------------------------------

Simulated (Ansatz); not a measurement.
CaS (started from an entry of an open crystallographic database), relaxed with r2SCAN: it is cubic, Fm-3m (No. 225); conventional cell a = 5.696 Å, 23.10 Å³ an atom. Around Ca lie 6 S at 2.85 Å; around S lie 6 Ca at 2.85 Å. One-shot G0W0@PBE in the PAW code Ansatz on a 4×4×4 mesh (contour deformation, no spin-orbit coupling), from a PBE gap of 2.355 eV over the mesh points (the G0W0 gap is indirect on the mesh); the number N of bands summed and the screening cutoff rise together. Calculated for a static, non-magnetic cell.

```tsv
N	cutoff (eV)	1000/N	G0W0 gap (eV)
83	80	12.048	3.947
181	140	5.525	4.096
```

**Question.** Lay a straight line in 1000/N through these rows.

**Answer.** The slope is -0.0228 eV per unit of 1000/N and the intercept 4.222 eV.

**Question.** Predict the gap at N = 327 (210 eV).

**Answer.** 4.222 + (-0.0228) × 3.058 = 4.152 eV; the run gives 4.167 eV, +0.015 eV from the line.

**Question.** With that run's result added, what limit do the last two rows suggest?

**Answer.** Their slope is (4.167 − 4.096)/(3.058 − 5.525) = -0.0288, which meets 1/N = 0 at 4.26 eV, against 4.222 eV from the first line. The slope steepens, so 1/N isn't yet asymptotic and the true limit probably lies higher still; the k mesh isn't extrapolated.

------------------------------

== Brief ==
Starting at the line that has "from the line." in the records above, restate word for word every line until the one that has "two rows suggest?", and include that one as well.

== Exercise result ==
**Answer.** 4.222 + (-0.0228) × 3.058 = 4.152 eV; the run gives 4.167 eV, +0.015 eV from the line.

**Question.** With that run's result added, what limit do the last two rows suggest?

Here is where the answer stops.